Would you please transcribe the entire listing exactly?

++++++++++++++++++++

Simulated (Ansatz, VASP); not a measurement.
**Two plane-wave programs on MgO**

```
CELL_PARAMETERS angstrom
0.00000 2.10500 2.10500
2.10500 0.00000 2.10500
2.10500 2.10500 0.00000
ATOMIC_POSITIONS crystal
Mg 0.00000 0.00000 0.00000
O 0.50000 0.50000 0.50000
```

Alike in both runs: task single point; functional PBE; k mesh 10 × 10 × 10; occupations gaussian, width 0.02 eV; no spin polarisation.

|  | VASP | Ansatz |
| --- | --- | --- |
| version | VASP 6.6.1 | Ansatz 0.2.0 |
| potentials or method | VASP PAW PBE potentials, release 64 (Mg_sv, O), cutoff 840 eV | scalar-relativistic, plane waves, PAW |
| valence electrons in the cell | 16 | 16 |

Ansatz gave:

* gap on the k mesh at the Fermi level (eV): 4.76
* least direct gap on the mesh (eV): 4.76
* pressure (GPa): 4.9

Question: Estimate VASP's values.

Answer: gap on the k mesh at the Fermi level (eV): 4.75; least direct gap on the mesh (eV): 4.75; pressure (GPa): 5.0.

++++++++++++++++++++

## Task response
Simulated (Ansatz, VASP); not a measurement.
**Two plane-wave programs on MgO**

```
CELL_PARAMETERS angstrom
0.00000 2.10500 2.10500
2.10500 0.00000 2.10500
2.10500 2.10500 0.00000
ATOMIC_POSITIONS crystal
Mg 0.00000 0.00000 0.00000
O 0.50000 0.50000 0.50000
```

Alike in both runs: task single point; functional PBE; k mesh 10 × 10 × 10; occupations gaussian, width 0.02 eV; no spin polarisation.

|  | VASP | Ansatz |
| --- | --- | --- |
| version | VASP 6.6.1 | Ansatz 0.2.0 |
| potentials or method | VASP PAW PBE potentials, release 64 (Mg_sv, O), cutoff 840 eV | scalar-relativistic, plane waves, PAW |
| valence electrons in the cell | 16 | 16 |

Ansatz gave:

* gap on the k mesh at the Fermi level (eV): 4.76
* least direct gap on the mesh (eV): 4.76
* pressure (GPa): 4.9

Question: Estimate VASP's values.

Answer: gap on the k mesh at the Fermi level (eV): 4.75; least direct gap on the mesh (eV): 4.75; pressure (GPa): 5.0.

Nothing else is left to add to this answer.